○ ○ ○ ○
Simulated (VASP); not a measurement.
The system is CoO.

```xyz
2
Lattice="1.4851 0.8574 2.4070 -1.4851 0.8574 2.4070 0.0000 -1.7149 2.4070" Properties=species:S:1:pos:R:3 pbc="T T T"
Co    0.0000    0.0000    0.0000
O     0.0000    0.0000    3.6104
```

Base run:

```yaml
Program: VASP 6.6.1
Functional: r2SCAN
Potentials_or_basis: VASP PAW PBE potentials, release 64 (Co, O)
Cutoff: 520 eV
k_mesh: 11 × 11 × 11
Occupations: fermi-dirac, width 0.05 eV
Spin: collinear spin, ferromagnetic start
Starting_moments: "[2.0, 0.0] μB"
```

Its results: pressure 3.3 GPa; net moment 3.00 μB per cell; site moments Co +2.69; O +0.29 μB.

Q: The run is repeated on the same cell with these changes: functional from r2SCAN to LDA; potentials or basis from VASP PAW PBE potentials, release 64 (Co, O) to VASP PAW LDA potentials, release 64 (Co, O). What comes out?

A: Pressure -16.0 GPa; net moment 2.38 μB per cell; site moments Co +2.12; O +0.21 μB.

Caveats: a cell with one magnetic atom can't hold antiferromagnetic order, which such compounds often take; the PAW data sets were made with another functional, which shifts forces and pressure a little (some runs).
○ ○ ○ ○

▶ REQUIREMENT
Word for word, reproduce the listing from its first line through the line that has "A: Pressure -16.0" in it, and go no further.

▶ TASK ANSWER
Simulated (VASP); not a measurement.
The system is CoO.

```xyz
2
Lattice="1.4851 0.8574 2.4070 -1.4851 0.8574 2.4070 0.0000 -1.7149 2.4070" Properties=species:S:1:pos:R:3 pbc="T T T"
Co    0.0000    0.0000    0.0000
O     0.0000    0.0000    3.6104
```

Base run:

```yaml
Program: VASP 6.6.1
Functional: r2SCAN
Potentials_or_basis: VASP PAW PBE potentials, release 64 (Co, O)
Cutoff: 520 eV
k_mesh: 11 × 11 × 11
Occupations: fermi-dirac, width 0.05 eV
Spin: collinear spin, ferromagnetic start
Starting_moments: "[2.0, 0.0] μB"
```

Its results: pressure 3.3 GPa; net moment 3.00 μB per cell; site moments Co +2.69; O +0.29 μB.

Q: The run is repeated on the same cell with these changes: functional from r2SCAN to LDA; potentials or basis from VASP PAW PBE potentials, release 64 (Co, O) to VASP PAW LDA potentials, release 64 (Co, O). What comes out?

A: Pressure -16.0 GPa; net moment 2.38 μB per cell; site moments Co +2.12; O +0.21 μB.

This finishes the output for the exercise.